▸ **Work item**:
Exactly retype the lines of the material from its first line to the line with "0.279 | -0.174 |", including both.

=== Begin Enclosure ===

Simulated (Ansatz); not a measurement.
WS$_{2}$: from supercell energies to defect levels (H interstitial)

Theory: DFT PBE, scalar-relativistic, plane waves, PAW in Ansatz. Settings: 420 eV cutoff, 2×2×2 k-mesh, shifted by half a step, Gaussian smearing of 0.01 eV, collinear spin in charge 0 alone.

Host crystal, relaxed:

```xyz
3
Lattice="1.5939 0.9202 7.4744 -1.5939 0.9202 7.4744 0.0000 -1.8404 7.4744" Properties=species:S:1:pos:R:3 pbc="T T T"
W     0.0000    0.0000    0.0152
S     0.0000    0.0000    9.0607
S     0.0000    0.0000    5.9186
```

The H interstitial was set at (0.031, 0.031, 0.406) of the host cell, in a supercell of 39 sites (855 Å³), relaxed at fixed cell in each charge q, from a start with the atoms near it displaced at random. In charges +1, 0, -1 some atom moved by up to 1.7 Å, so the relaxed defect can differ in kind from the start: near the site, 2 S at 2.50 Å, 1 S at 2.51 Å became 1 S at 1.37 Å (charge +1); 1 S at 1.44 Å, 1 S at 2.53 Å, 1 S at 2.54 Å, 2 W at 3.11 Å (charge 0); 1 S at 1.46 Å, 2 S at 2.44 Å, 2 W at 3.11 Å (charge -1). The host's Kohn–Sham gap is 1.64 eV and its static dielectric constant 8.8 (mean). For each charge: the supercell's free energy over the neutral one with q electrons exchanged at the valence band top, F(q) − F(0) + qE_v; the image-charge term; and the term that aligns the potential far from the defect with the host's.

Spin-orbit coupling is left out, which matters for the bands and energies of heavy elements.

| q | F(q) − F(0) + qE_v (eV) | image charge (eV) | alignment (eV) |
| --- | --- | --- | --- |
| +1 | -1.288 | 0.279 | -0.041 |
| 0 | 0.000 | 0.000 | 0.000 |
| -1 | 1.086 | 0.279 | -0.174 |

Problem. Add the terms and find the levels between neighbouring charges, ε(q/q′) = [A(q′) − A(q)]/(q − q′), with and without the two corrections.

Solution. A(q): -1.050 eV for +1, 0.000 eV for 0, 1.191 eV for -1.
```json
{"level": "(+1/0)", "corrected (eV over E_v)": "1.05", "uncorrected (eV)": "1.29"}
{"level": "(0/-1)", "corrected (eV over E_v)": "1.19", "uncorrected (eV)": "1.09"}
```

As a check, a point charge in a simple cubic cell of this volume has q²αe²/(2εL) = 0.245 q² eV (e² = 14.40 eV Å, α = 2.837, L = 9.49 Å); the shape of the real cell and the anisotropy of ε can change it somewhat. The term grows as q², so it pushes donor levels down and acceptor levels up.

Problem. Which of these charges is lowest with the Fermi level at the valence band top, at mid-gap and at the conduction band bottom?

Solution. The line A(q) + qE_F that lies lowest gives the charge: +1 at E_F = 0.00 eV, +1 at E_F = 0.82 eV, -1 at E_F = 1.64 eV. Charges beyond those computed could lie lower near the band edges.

=== End Enclosure ===

▸ **Answer section**:
Simulated (Ansatz); not a measurement.
WS$_{2}$: from supercell energies to defect levels (H interstitial)

Theory: DFT PBE, scalar-relativistic, plane waves, PAW in Ansatz. Settings: 420 eV cutoff, 2×2×2 k-mesh, shifted by half a step, Gaussian smearing of 0.01 eV, collinear spin in charge 0 alone.

Host crystal, relaxed:

```xyz
3
Lattice="1.5939 0.9202 7.4744 -1.5939 0.9202 7.4744 0.0000 -1.8404 7.4744" Properties=species:S:1:pos:R:3 pbc="T T T"
W     0.0000    0.0000    0.0152
S     0.0000    0.0000    9.0607
S     0.0000    0.0000    5.9186
```

The H interstitial was set at (0.031, 0.031, 0.406) of the host cell, in a supercell of 39 sites (855 Å³), relaxed at fixed cell in each charge q, from a start with the atoms near it displaced at random. In charges +1, 0, -1 some atom moved by up to 1.7 Å, so the relaxed defect can differ in kind from the start: near the site, 2 S at 2.50 Å, 1 S at 2.51 Å became 1 S at 1.37 Å (charge +1); 1 S at 1.44 Å, 1 S at 2.53 Å, 1 S at 2.54 Å, 2 W at 3.11 Å (charge 0); 1 S at 1.46 Å, 2 S at 2.44 Å, 2 W at 3.11 Å (charge -1). The host's Kohn–Sham gap is 1.64 eV and its static dielectric constant 8.8 (mean). For each charge: the supercell's free energy over the neutral one with q electrons exchanged at the valence band top, F(q) − F(0) + qE_v; the image-charge term; and the term that aligns the potential far from the defect with the host's.

Spin-orbit coupling is left out, which matters for the bands and energies of heavy elements.

| q | F(q) − F(0) + qE_v (eV) | image charge (eV) | alignment (eV) |
| --- | --- | --- | --- |
| +1 | -1.288 | 0.279 | -0.041 |
| 0 | 0.000 | 0.000 | 0.000 |
| -1 | 1.086 | 0.279 | -0.174 |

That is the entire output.